━━━━━━━━━━━━━━━━━━━━━━━━━━━━━━

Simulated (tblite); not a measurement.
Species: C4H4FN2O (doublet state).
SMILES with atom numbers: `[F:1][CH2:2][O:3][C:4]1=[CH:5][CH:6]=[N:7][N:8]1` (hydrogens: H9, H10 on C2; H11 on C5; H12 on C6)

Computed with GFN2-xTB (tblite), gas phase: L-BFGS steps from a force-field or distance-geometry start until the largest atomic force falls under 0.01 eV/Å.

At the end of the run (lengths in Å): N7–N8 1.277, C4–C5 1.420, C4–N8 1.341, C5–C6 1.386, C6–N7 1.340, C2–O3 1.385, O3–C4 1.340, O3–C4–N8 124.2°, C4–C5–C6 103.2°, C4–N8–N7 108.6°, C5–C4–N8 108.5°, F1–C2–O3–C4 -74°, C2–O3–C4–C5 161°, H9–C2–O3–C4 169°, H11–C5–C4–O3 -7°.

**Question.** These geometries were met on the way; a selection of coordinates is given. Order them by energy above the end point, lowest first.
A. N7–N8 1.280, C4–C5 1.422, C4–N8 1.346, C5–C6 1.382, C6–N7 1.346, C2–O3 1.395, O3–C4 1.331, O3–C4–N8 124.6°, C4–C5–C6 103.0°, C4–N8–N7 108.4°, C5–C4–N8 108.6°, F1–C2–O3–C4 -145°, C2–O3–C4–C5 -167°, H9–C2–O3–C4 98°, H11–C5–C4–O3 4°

━━━━━━━━━━━━━━━━━━━━━━━━━━━━━━

** Work instruction **
Set down the data above once more so that nothing differs from the original.

** Task answer **
Simulated (tblite); not a measurement.
Species: C4H4FN2O (doublet state).
SMILES with atom numbers: `[F:1][CH2:2][O:3][C:4]1=[CH:5][CH:6]=[N:7][N:8]1` (hydrogens: H9, H10 on C2; H11 on C5; H12 on C6)

Computed with GFN2-xTB (tblite), gas phase: L-BFGS steps from a force-field or distance-geometry start until the largest atomic force falls under 0.01 eV/Å.

At the end of the run (lengths in Å): N7–N8 1.277, C4–C5 1.420, C4–N8 1.341, C5–C6 1.386, C6–N7 1.340, C2–O3 1.385, O3–C4 1.340, O3–C4–N8 124.2°, C4–C5–C6 103.2°, C4–N8–N7 108.6°, C5–C4–N8 108.5°, F1–C2–O3–C4 -74°, C2–O3–C4–C5 161°, H9–C2–O3–C4 169°, H11–C5–C4–O3 -7°.

**Question.** These geometries were met on the way; a selection of coordinates is given. Order them by energy above the end point, lowest first.
A. N7–N8 1.280, C4–C5 1.422, C4–N8 1.346, C5–C6 1.382, C6–N7 1.346, C2–O3 1.395, O3–C4 1.331, O3–C4–N8 124.6°, C4–C5–C6 103.0°, C4–N8–N7 108.4°, C5–C4–N8 108.6°, F1–C2–O3–C4 -145°, C2–O3–C4–C5 -167°, H9–C2–O3–C4 98°, H11–C5–C4–O3 4°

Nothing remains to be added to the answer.